* Extracted data:
═══
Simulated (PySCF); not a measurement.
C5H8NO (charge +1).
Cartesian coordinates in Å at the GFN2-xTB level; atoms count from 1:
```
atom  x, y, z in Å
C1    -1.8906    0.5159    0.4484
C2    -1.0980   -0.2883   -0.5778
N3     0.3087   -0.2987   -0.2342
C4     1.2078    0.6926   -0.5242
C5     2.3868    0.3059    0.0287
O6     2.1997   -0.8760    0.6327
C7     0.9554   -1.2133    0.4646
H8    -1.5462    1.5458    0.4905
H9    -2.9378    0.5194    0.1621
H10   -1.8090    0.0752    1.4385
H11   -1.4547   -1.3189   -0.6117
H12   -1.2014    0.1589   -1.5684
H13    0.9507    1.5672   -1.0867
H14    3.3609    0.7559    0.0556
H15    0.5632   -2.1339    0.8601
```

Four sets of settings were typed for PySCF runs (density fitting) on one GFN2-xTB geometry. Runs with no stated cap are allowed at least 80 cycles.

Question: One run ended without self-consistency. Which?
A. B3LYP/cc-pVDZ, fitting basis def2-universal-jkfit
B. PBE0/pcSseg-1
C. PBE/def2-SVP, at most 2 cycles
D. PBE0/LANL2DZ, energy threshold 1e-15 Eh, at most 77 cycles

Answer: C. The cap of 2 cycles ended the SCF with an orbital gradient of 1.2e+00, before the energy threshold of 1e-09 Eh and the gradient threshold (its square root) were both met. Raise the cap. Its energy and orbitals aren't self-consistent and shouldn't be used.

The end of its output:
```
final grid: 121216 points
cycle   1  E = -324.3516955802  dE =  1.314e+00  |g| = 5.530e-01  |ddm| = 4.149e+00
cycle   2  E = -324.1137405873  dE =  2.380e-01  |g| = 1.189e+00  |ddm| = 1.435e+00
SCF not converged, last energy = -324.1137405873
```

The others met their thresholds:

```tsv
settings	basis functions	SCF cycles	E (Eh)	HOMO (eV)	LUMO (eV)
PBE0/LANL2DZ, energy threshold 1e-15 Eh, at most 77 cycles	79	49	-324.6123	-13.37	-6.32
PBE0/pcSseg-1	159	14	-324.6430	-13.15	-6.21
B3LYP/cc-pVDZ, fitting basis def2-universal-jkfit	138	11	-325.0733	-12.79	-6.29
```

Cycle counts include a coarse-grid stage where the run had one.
═══

* Work instruction: Begin with the first line of the records and finish with the line containing "D. PBE0/LANL2DZ, energy". Reproduce those lines exactly, both ends included, and nothing else.

* Written solution:
Simulated (PySCF); not a measurement.
C5H8NO (charge +1).
Cartesian coordinates in Å at the GFN2-xTB level; atoms count from 1:
```
atom  x, y, z in Å
C1    -1.8906    0.5159    0.4484
C2    -1.0980   -0.2883   -0.5778
N3     0.3087   -0.2987   -0.2342
C4     1.2078    0.6926   -0.5242
C5     2.3868    0.3059    0.0287
O6     2.1997   -0.8760    0.6327
C7     0.9554   -1.2133    0.4646
H8    -1.5462    1.5458    0.4905
H9    -2.9378    0.5194    0.1621
H10   -1.8090    0.0752    1.4385
H11   -1.4547   -1.3189   -0.6117
H12   -1.2014    0.1589   -1.5684
H13    0.9507    1.5672   -1.0867
H14    3.3609    0.7559    0.0556
H15    0.5632   -2.1339    0.8601
```

Four sets of settings were typed for PySCF runs (density fitting) on one GFN2-xTB geometry. Runs with no stated cap are allowed at least 80 cycles.

Question: One run ended without self-consistency. Which?
A. B3LYP/cc-pVDZ, fitting basis def2-universal-jkfit
B. PBE0/pcSseg-1
C. PBE/def2-SVP, at most 2 cycles
D. PBE0/LANL2DZ, energy threshold 1e-15 Eh, at most 77 cycles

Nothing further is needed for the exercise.